#### Extracted records:
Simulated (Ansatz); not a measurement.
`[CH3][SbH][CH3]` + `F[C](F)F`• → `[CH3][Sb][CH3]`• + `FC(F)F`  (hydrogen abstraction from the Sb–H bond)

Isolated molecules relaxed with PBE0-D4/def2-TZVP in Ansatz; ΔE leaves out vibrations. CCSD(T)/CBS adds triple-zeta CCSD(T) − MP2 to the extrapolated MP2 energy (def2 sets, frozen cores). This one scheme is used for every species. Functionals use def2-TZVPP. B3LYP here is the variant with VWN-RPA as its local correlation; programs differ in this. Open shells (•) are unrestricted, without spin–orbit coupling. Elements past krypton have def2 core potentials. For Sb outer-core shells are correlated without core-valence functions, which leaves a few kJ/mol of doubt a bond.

#### Required action:
Keeping every word in place, restate the entries above.

#### Exercise output:
Simulated (Ansatz); not a measurement.
`[CH3][SbH][CH3]` + `F[C](F)F`• → `[CH3][Sb][CH3]`• + `FC(F)F`  (hydrogen abstraction from the Sb–H bond)

Isolated molecules relaxed with PBE0-D4/def2-TZVP in Ansatz; ΔE leaves out vibrations. CCSD(T)/CBS adds triple-zeta CCSD(T) − MP2 to the extrapolated MP2 energy (def2 sets, frozen cores). This one scheme is used for every species. Functionals use def2-TZVPP. B3LYP here is the variant with VWN-RPA as its local correlation; programs differ in this. Open shells (•) are unrestricted, without spin–orbit coupling. Elements past krypton have def2 core potentials. For Sb outer-core shells are correlated without core-valence functions, which leaves a few kJ/mol of doubt a bond.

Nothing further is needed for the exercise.